** Excerpted records **
....................

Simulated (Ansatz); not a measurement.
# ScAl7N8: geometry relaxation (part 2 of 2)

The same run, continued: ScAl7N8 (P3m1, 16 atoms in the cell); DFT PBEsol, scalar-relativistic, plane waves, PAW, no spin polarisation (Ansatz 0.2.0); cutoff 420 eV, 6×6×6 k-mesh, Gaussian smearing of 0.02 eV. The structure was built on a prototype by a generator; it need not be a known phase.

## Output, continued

....................

** Work request **
Type out the full listing again, exactly as given.

** Task solution **
Simulated (Ansatz); not a measurement.
# ScAl7N8: geometry relaxation (part 2 of 2)

The same run, continued: ScAl7N8 (P3m1, 16 atoms in the cell); DFT PBEsol, scalar-relativistic, plane waves, PAW, no spin polarisation (Ansatz 0.2.0); cutoff 420 eV, 6×6×6 k-mesh, Gaussian smearing of 0.02 eV. The structure was built on a prototype by a generator; it need not be a known phase.

## Output, continued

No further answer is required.